> [Supplied material]
►

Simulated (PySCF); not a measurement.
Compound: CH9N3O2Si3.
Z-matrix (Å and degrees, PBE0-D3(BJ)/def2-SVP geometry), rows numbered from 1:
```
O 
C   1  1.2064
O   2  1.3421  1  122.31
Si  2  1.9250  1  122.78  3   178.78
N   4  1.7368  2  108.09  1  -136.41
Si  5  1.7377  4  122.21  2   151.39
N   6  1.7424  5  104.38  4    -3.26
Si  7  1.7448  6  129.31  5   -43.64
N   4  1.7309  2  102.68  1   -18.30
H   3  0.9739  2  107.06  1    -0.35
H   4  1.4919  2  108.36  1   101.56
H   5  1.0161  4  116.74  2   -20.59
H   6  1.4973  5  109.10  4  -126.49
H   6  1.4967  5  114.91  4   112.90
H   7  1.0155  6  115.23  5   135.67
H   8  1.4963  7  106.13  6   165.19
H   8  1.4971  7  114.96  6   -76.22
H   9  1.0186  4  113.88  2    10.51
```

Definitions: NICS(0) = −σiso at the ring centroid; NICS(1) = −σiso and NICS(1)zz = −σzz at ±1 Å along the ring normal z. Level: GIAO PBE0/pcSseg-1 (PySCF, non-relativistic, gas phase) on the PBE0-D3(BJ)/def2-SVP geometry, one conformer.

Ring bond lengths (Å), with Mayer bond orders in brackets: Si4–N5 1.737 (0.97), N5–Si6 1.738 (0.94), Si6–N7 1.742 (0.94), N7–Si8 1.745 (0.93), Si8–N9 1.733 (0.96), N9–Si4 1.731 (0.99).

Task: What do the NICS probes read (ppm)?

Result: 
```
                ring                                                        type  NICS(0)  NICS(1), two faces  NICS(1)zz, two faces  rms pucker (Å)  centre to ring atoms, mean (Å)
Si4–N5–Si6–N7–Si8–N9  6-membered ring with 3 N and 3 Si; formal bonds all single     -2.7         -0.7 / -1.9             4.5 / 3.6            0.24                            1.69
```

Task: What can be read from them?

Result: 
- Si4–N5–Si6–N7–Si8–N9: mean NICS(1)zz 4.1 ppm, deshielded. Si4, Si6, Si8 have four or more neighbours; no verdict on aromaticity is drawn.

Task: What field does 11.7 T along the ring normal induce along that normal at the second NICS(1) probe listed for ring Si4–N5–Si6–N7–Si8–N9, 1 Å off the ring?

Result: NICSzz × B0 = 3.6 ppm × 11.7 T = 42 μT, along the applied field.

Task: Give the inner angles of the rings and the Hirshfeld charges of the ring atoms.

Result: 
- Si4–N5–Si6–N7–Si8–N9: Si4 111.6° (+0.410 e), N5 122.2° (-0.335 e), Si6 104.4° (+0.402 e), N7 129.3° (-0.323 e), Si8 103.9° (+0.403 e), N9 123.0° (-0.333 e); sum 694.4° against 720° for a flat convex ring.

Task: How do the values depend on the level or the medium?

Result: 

◄

> [Work request] Scan the lines above for "- Si4–N5–Si6–N7–Si8–N9: mean" and for "Task: What field". Repeat exactly the line holding each of them and every line in between.

> [Answer section]
- Si4–N5–Si6–N7–Si8–N9: mean NICS(1)zz 4.1 ppm, deshielded. Si4, Si6, Si8 have four or more neighbours; no verdict on aromaticity is drawn.

Task: What field does 11.7 T along the ring normal induce along that normal at the second NICS(1) probe listed for ring Si4–N5–Si6–N7–Si8–N9, 1 Å off the ring?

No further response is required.